__DATA SHOWN__
>>>
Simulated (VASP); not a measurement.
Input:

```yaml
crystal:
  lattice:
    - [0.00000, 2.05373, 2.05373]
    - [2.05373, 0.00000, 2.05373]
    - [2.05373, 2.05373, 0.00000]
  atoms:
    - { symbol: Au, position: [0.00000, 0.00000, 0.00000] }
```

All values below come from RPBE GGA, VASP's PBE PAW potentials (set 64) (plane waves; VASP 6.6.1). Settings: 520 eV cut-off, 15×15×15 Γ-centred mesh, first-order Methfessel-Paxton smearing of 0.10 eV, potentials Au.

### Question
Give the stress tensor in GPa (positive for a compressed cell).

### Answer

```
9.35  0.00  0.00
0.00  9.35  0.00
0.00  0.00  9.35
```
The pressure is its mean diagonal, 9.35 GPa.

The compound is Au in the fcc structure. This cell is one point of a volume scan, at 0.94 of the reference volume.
<<<

Begin at the top of the listing above and set down each line exactly. Stop after the line that contains "The pressure is its mean diagonal, 9.35 GPa.".

__WRITTEN SOLUTION__
Simulated (VASP); not a measurement.
Input:

```yaml
crystal:
  lattice:
    - [0.00000, 2.05373, 2.05373]
    - [2.05373, 0.00000, 2.05373]
    - [2.05373, 2.05373, 0.00000]
  atoms:
    - { symbol: Au, position: [0.00000, 0.00000, 0.00000] }
```

All values below come from RPBE GGA, VASP's PBE PAW potentials (set 64) (plane waves; VASP 6.6.1). Settings: 520 eV cut-off, 15×15×15 Γ-centred mesh, first-order Methfessel-Paxton smearing of 0.10 eV, potentials Au.

### Question
Give the stress tensor in GPa (positive for a compressed cell).

### Answer

```
9.35  0.00  0.00
0.00  9.35  0.00
0.00  0.00  9.35
```
The pressure is its mean diagonal, 9.35 GPa.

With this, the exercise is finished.